Work item.
Each line from the start of the data below through the one containing "13C: 139.5 (1), 134.0" must be reproduced exactly.

*** Supplied data ***

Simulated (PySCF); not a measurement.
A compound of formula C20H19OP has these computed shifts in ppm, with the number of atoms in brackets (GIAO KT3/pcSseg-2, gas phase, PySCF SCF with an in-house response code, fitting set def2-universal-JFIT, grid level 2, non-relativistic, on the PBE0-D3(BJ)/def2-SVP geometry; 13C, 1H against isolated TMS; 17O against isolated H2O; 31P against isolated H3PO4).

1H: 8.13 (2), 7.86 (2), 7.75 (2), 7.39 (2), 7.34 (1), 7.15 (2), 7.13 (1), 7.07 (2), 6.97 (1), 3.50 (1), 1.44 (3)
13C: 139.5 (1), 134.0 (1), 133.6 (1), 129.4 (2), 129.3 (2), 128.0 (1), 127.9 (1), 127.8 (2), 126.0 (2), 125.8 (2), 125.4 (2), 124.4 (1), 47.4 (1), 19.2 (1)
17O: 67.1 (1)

*** End of Supplied data ***

Written reply.
Simulated (PySCF); not a measurement.
A compound of formula C20H19OP has these computed shifts in ppm, with the number of atoms in brackets (GIAO KT3/pcSseg-2, gas phase, PySCF SCF with an in-house response code, fitting set def2-universal-JFIT, grid level 2, non-relativistic, on the PBE0-D3(BJ)/def2-SVP geometry; 13C, 1H against isolated TMS; 17O against isolated H2O; 31P against isolated H3PO4).

1H: 8.13 (2), 7.86 (2), 7.75 (2), 7.39 (2), 7.34 (1), 7.15 (2), 7.13 (1), 7.07 (2), 6.97 (1), 3.50 (1), 1.44 (3)
13C: 139.5 (1), 134.0 (1), 133.6 (1), 129.4 (2), 129.3 (2), 128.0 (1), 127.9 (1), 127.8 (2), 126.0 (2), 125.8 (2), 125.4 (2), 124.4 (1), 47.4 (1), 19.2 (1)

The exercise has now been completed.